=== Section Start ===

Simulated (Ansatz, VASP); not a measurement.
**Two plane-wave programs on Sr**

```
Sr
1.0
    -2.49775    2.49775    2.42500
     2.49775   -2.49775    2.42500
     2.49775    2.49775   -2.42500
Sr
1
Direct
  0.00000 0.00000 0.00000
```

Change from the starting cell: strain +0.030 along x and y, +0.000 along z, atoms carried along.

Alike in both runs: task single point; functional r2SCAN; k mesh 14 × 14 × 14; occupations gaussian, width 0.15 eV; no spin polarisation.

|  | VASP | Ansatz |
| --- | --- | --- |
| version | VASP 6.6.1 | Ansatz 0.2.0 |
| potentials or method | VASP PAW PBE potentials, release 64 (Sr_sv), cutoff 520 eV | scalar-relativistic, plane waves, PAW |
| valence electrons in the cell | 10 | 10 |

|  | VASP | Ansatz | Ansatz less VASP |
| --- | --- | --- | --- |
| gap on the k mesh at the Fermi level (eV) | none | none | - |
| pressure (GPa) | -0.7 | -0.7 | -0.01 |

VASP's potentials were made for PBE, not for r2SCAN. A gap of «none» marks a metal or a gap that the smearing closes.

=== Section End ===

• **ASSIGNMENT**
All lines in the listing above should be written out again exactly.

• **YOUR RESPONSE**
Simulated (Ansatz, VASP); not a measurement.
**Two plane-wave programs on Sr**

```
Sr
1.0
    -2.49775    2.49775    2.42500
     2.49775   -2.49775    2.42500
     2.49775    2.49775   -2.42500
Sr
1
Direct
  0.00000 0.00000 0.00000
```

Change from the starting cell: strain +0.030 along x and y, +0.000 along z, atoms carried along.

Alike in both runs: task single point; functional r2SCAN; k mesh 14 × 14 × 14; occupations gaussian, width 0.15 eV; no spin polarisation.

|  | VASP | Ansatz |
| --- | --- | --- |
| version | VASP 6.6.1 | Ansatz 0.2.0 |
| potentials or method | VASP PAW PBE potentials, release 64 (Sr_sv), cutoff 520 eV | scalar-relativistic, plane waves, PAW |
| valence electrons in the cell | 10 | 10 |

|  | VASP | Ansatz | Ansatz less VASP |
| --- | --- | --- | --- |
| gap on the k mesh at the Fermi level (eV) | none | none | - |
| pressure (GPa) | -0.7 | -0.7 | -0.01 |

VASP's potentials were made for PBE, not for r2SCAN. A gap of «none» marks a metal or a gap that the smearing closes.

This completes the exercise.